- [Activity] Reproduce this listing from its first line through the line with "How methods differ", inclusive, leaving out all that follows.

- [Supplied entries]
····················

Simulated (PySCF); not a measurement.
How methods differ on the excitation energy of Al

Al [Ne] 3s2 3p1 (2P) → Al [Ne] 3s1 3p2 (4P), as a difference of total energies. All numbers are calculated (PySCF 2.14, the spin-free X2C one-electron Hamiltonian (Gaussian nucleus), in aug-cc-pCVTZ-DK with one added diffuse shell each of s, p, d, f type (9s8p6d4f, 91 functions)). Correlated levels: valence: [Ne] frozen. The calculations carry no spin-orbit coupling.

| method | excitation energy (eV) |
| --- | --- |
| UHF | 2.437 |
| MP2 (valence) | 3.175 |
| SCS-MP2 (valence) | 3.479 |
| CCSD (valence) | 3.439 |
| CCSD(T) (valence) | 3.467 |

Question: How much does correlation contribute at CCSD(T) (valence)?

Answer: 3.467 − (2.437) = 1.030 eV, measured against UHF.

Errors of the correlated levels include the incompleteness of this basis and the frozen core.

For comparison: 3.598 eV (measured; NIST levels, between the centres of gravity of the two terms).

····················

- [Exercise output]
Simulated (PySCF); not a measurement.
How methods differ on the excitation energy of Al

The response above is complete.